** DATA SHOWN **
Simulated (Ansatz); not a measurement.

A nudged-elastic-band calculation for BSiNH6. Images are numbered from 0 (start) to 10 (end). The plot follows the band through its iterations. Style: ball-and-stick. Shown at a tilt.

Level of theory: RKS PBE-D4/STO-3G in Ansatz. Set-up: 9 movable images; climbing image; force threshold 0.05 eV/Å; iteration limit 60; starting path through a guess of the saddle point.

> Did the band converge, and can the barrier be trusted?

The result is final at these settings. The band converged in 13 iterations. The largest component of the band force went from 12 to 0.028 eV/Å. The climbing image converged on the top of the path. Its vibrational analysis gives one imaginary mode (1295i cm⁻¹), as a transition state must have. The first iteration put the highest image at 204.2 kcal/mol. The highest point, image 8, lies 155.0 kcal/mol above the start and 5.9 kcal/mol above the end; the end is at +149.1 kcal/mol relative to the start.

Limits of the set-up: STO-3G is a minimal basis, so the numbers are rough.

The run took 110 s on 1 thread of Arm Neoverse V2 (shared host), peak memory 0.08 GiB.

** REQUIREMENT **
Output the lines of the records above exactly as they appear, from the line containing "A nudged-elastic-band calculation" through the line containing "barrier be trusted?".

** RESPONSE BOX **
A nudged-elastic-band calculation for BSiNH6. Images are numbered from 0 (start) to 10 (end). The plot follows the band through its iterations. Style: ball-and-stick. Shown at a tilt.

Level of theory: RKS PBE-D4/STO-3G in Ansatz. Set-up: 9 movable images; climbing image; force threshold 0.05 eV/Å; iteration limit 60; starting path through a guess of the saddle point.

> Did the band converge, and can the barrier be trusted?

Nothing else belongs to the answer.